**Work order:**
From the first line of the entries below, reproduce everything exactly through the line with "geometry with GFN2-xTB**", and nothing more.

------ Source material ------

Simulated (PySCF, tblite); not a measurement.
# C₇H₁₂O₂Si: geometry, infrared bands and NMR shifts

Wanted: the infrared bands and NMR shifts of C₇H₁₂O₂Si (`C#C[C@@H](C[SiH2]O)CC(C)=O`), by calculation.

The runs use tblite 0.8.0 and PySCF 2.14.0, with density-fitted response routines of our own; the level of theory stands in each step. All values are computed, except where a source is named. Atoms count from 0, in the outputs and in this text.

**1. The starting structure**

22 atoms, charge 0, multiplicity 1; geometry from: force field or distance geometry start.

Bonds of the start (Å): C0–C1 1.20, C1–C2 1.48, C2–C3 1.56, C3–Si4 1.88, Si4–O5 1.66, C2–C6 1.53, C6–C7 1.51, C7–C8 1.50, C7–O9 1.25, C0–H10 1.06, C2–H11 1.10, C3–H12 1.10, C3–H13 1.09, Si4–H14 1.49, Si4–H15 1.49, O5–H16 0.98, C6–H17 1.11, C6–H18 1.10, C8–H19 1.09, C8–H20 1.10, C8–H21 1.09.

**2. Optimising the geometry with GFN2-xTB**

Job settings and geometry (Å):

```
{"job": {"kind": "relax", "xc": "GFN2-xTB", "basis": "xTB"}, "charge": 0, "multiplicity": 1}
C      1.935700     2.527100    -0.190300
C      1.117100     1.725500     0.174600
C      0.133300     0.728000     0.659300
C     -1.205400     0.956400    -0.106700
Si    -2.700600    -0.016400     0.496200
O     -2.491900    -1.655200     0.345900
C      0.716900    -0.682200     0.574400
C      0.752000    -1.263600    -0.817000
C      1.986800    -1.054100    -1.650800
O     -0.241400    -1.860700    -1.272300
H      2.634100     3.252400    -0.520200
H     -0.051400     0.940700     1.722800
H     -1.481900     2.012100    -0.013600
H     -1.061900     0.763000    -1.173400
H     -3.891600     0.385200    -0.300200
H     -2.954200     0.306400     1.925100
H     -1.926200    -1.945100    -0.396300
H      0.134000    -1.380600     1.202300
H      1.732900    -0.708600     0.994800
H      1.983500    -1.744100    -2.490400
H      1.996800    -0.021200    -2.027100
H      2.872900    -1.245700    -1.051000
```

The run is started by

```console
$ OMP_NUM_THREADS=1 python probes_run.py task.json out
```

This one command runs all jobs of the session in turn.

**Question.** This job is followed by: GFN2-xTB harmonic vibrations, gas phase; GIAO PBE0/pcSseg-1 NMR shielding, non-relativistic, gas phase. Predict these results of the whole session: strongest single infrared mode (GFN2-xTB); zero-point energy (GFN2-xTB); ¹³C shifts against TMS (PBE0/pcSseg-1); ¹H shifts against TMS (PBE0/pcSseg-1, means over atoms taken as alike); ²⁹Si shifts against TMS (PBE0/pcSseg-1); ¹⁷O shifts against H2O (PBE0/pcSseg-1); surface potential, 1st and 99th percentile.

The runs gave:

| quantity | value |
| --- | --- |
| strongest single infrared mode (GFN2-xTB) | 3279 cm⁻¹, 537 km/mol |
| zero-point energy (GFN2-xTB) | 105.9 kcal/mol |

------

**Result:**
Simulated (PySCF, tblite); not a measurement.
# C₇H₁₂O₂Si: geometry, infrared bands and NMR shifts

Wanted: the infrared bands and NMR shifts of C₇H₁₂O₂Si (`C#C[C@@H](C[SiH2]O)CC(C)=O`), by calculation.

The runs use tblite 0.8.0 and PySCF 2.14.0, with density-fitted response routines of our own; the level of theory stands in each step. All values are computed, except where a source is named. Atoms count from 0, in the outputs and in this text.

**1. The starting structure**

22 atoms, charge 0, multiplicity 1; geometry from: force field or distance geometry start.

Bonds of the start (Å): C0–C1 1.20, C1–C2 1.48, C2–C3 1.56, C3–Si4 1.88, Si4–O5 1.66, C2–C6 1.53, C6–C7 1.51, C7–C8 1.50, C7–O9 1.25, C0–H10 1.06, C2–H11 1.10, C3–H12 1.10, C3–H13 1.09, Si4–H14 1.49, Si4–H15 1.49, O5–H16 0.98, C6–H17 1.11, C6–H18 1.10, C8–H19 1.09, C8–H20 1.10, C8–H21 1.09.

**2. Optimising the geometry with GFN2-xTB**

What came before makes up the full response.